* _EXCERPTED DATA_
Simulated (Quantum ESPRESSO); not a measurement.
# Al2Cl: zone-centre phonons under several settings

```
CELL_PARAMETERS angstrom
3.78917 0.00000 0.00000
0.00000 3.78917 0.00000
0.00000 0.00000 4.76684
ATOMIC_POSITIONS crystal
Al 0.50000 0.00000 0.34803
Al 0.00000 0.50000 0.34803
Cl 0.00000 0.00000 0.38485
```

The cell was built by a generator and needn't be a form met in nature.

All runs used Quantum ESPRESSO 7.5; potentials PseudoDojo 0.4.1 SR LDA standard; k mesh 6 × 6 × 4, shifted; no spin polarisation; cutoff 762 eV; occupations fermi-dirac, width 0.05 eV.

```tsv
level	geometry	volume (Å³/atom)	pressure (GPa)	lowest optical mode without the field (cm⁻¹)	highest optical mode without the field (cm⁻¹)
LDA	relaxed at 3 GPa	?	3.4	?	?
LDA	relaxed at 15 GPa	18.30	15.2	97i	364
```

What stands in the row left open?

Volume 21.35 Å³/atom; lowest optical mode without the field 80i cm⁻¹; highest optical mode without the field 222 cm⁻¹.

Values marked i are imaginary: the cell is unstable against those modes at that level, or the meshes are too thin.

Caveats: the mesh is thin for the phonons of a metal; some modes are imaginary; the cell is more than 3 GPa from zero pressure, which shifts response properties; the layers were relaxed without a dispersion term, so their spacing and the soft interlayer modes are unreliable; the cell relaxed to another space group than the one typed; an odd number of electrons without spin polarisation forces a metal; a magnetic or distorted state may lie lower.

* _WORK ORDER_
A verbatim copy of every entry is required.

* _EXERCISE SOLUTION_
Simulated (Quantum ESPRESSO); not a measurement.
# Al2Cl: zone-centre phonons under several settings

```
CELL_PARAMETERS angstrom
3.78917 0.00000 0.00000
0.00000 3.78917 0.00000
0.00000 0.00000 4.76684
ATOMIC_POSITIONS crystal
Al 0.50000 0.00000 0.34803
Al 0.00000 0.50000 0.34803
Cl 0.00000 0.00000 0.38485
```

The cell was built by a generator and needn't be a form met in nature.

All runs used Quantum ESPRESSO 7.5; potentials PseudoDojo 0.4.1 SR LDA standard; k mesh 6 × 6 × 4, shifted; no spin polarisation; cutoff 762 eV; occupations fermi-dirac, width 0.05 eV.

```tsv
level	geometry	volume (Å³/atom)	pressure (GPa)	lowest optical mode without the field (cm⁻¹)	highest optical mode without the field (cm⁻¹)
LDA	relaxed at 3 GPa	?	3.4	?	?
LDA	relaxed at 15 GPa	18.30	15.2	97i	364
```

What stands in the row left open?

Volume 21.35 Å³/atom; lowest optical mode without the field 80i cm⁻¹; highest optical mode without the field 222 cm⁻¹.

Values marked i are imaginary: the cell is unstable against those modes at that level, or the meshes are too thin.

Caveats: the mesh is thin for the phonons of a metal; some modes are imaginary; the cell is more than 3 GPa from zero pressure, which shifts response properties; the layers were relaxed without a dispersion term, so their spacing and the soft interlayer modes are unreliable; the cell relaxed to another space group than the one typed; an odd number of electrons without spin polarisation forces a metal; a magnetic or distorted state may lie lower.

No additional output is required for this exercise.